WORK TASK
Using the listing below, set down exactly the lines starting at the line that contains "At the start: pressure" and ending at the line that contains "-0.02 | 91.93 |", both included, and no others.

- Opening Delimiter -

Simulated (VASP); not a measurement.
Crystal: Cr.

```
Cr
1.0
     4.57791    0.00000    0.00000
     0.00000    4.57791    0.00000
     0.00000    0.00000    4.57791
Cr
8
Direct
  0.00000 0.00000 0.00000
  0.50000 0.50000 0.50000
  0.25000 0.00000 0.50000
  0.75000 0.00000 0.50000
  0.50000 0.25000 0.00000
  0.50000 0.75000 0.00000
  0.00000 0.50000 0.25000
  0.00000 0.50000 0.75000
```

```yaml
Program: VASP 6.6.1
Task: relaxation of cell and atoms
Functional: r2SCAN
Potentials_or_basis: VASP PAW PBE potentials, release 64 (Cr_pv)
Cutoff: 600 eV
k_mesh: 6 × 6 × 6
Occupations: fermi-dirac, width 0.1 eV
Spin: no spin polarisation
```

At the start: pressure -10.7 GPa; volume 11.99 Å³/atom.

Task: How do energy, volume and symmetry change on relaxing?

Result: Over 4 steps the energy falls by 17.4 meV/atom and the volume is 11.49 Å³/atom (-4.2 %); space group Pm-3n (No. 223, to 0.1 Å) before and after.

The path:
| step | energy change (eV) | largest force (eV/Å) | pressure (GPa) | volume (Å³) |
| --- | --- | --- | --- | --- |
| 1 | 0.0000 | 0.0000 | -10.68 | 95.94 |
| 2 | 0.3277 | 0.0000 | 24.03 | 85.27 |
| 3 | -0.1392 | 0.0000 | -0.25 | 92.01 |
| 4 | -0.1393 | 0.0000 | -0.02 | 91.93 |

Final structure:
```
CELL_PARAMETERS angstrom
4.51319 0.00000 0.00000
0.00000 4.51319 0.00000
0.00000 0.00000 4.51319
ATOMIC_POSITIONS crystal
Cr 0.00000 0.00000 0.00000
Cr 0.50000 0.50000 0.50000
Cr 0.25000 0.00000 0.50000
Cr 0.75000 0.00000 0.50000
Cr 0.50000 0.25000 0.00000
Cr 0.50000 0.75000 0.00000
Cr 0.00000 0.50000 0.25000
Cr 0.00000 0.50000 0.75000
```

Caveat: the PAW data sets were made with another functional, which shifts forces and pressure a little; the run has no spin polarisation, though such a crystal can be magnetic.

- Closing Delimiter -

RESPONSE AREA
At the start: pressure -10.7 GPa; volume 11.99 Å³/atom.

Task: How do energy, volume and symmetry change on relaxing?

Result: Over 4 steps the energy falls by 17.4 meV/atom and the volume is 11.49 Å³/atom (-4.2 %); space group Pm-3n (No. 223, to 0.1 Å) before and after.

The path:
| step | energy change (eV) | largest force (eV/Å) | pressure (GPa) | volume (Å³) |
| --- | --- | --- | --- | --- |
| 1 | 0.0000 | 0.0000 | -10.68 | 95.94 |
| 2 | 0.3277 | 0.0000 | 24.03 | 85.27 |
| 3 | -0.1392 | 0.0000 | -0.25 | 92.01 |
| 4 | -0.1393 | 0.0000 | -0.02 | 91.93 |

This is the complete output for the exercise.